■ Provided records ■
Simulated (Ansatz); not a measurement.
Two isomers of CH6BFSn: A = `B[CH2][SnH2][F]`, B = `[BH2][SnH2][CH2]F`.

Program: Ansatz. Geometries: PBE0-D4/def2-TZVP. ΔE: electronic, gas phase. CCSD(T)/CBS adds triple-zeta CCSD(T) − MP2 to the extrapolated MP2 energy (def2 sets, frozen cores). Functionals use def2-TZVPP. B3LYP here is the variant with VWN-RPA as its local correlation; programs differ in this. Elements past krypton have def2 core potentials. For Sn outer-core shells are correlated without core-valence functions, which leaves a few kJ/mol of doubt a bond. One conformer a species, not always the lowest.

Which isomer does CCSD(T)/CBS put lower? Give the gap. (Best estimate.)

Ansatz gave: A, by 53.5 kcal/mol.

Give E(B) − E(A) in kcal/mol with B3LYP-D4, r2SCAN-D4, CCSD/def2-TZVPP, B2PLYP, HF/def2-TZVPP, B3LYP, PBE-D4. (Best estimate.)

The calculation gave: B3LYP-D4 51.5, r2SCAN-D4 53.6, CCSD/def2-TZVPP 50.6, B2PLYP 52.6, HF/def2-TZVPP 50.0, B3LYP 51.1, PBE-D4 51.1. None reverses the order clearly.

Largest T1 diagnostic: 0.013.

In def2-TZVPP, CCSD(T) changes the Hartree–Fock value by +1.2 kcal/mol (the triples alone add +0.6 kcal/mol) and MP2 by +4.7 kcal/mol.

■ Work request ■
Output exactly the span of lines beginning at the first line of the records and ending at the line that holds "Ansatz gave: A, by 53.5 kcal/mol.", inclusive, with no other text.

■ Task result ■
Simulated (Ansatz); not a measurement.
Two isomers of CH6BFSn: A = `B[CH2][SnH2][F]`, B = `[BH2][SnH2][CH2]F`.

Program: Ansatz. Geometries: PBE0-D4/def2-TZVP. ΔE: electronic, gas phase. CCSD(T)/CBS adds triple-zeta CCSD(T) − MP2 to the extrapolated MP2 energy (def2 sets, frozen cores). Functionals use def2-TZVPP. B3LYP here is the variant with VWN-RPA as its local correlation; programs differ in this. Elements past krypton have def2 core potentials. For Sn outer-core shells are correlated without core-valence functions, which leaves a few kJ/mol of doubt a bond. One conformer a species, not always the lowest.

Which isomer does CCSD(T)/CBS put lower? Give the gap. (Best estimate.)

Ansatz gave: A, by 53.5 kcal/mol.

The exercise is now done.